---------- Dataset excerpts ----------

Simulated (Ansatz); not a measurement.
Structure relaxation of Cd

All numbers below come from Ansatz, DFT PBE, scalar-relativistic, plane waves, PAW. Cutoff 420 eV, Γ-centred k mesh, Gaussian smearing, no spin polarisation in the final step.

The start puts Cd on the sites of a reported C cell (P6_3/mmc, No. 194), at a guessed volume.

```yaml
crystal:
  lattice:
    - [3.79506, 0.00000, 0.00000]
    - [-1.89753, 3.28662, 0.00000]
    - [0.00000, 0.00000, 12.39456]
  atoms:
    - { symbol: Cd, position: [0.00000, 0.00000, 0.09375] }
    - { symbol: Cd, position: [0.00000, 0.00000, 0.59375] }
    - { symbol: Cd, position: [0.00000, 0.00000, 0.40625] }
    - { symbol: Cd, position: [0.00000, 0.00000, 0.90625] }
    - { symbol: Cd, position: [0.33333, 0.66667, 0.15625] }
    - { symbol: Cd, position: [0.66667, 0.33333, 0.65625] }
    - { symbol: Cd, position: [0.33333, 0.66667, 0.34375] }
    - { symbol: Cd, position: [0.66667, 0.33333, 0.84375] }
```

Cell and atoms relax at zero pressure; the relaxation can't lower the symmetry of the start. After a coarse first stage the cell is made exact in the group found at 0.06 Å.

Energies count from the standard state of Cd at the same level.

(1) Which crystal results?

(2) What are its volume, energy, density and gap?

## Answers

----------

→ **Brief**: Make an exact copy of the records.

→ **Expected answer**:
Simulated (Ansatz); not a measurement.
Structure relaxation of Cd

All numbers below come from Ansatz, DFT PBE, scalar-relativistic, plane waves, PAW. Cutoff 420 eV, Γ-centred k mesh, Gaussian smearing, no spin polarisation in the final step.

The start puts Cd on the sites of a reported C cell (P6_3/mmc, No. 194), at a guessed volume.

```yaml
crystal:
  lattice:
    - [3.79506, 0.00000, 0.00000]
    - [-1.89753, 3.28662, 0.00000]
    - [0.00000, 0.00000, 12.39456]
  atoms:
    - { symbol: Cd, position: [0.00000, 0.00000, 0.09375] }
    - { symbol: Cd, position: [0.00000, 0.00000, 0.59375] }
    - { symbol: Cd, position: [0.00000, 0.00000, 0.40625] }
    - { symbol: Cd, position: [0.00000, 0.00000, 0.90625] }
    - { symbol: Cd, position: [0.33333, 0.66667, 0.15625] }
    - { symbol: Cd, position: [0.66667, 0.33333, 0.65625] }
    - { symbol: Cd, position: [0.33333, 0.66667, 0.34375] }
    - { symbol: Cd, position: [0.66667, 0.33333, 0.84375] }
```

Cell and atoms relax at zero pressure; the relaxation can't lower the symmetry of the start. After a coarse first stage the cell is made exact in the group found at 0.06 Å.

Energies count from the standard state of Cd at the same level.

(1) Which crystal results?

(2) What are its volume, energy, density and gap?

## Answers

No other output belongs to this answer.